Assignment -
Produce an exact copy of the first line of the data below and each line after it, please, up to and including the one with "Method: UKS PBE0-D4/def2-TZVP (Ansatz 0.2.0).".

******************************

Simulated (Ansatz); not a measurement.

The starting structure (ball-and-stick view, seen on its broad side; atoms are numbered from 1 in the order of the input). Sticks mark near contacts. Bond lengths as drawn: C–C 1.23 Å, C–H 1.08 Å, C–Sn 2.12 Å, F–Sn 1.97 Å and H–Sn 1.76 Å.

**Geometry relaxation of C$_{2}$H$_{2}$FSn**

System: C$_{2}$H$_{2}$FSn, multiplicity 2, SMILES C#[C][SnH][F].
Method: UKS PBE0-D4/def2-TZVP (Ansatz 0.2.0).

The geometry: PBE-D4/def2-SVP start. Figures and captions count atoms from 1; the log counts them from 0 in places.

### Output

******************************

Task solution -
Simulated (Ansatz); not a measurement.

The starting structure (ball-and-stick view, seen on its broad side; atoms are numbered from 1 in the order of the input). Sticks mark near contacts. Bond lengths as drawn: C–C 1.23 Å, C–H 1.08 Å, C–Sn 2.12 Å, F–Sn 1.97 Å and H–Sn 1.76 Å.

**Geometry relaxation of C$_{2}$H$_{2}$FSn**

System: C$_{2}$H$_{2}$FSn, multiplicity 2, SMILES C#[C][SnH][F].
Method: UKS PBE0-D4/def2-TZVP (Ansatz 0.2.0).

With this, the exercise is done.